| Data provided |
[Start of Attachment]

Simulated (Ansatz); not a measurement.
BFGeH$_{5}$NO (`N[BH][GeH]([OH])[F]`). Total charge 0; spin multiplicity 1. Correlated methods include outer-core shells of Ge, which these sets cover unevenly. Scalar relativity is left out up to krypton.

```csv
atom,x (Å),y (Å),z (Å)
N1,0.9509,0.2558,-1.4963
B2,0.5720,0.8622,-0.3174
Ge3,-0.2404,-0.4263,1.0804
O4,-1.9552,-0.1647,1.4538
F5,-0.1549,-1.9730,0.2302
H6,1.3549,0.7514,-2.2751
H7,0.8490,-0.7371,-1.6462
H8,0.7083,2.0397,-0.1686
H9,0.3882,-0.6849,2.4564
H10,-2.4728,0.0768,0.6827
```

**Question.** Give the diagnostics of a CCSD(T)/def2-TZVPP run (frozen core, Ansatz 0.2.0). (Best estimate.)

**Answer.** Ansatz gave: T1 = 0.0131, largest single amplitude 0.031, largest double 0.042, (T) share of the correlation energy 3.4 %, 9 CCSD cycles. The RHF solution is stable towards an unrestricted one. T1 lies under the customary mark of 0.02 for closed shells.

[End of Attachment]

| Brief |
Repeat the data word for word. Leave nothing out.

| Response |
Simulated (Ansatz); not a measurement.
BFGeH$_{5}$NO (`N[BH][GeH]([OH])[F]`). Total charge 0; spin multiplicity 1. Correlated methods include outer-core shells of Ge, which these sets cover unevenly. Scalar relativity is left out up to krypton.

```csv
atom,x (Å),y (Å),z (Å)
N1,0.9509,0.2558,-1.4963
B2,0.5720,0.8622,-0.3174
Ge3,-0.2404,-0.4263,1.0804
O4,-1.9552,-0.1647,1.4538
F5,-0.1549,-1.9730,0.2302
H6,1.3549,0.7514,-2.2751
H7,0.8490,-0.7371,-1.6462
H8,0.7083,2.0397,-0.1686
H9,0.3882,-0.6849,2.4564
H10,-2.4728,0.0768,0.6827
```

**Question.** Give the diagnostics of a CCSD(T)/def2-TZVPP run (frozen core, Ansatz 0.2.0). (Best estimate.)

**Answer.** Ansatz gave: T1 = 0.0131, largest single amplitude 0.031, largest double 0.042, (T) share of the correlation energy 3.4 %, 9 CCSD cycles. The RHF solution is stable towards an unrestricted one. T1 lies under the customary mark of 0.02 for closed shells.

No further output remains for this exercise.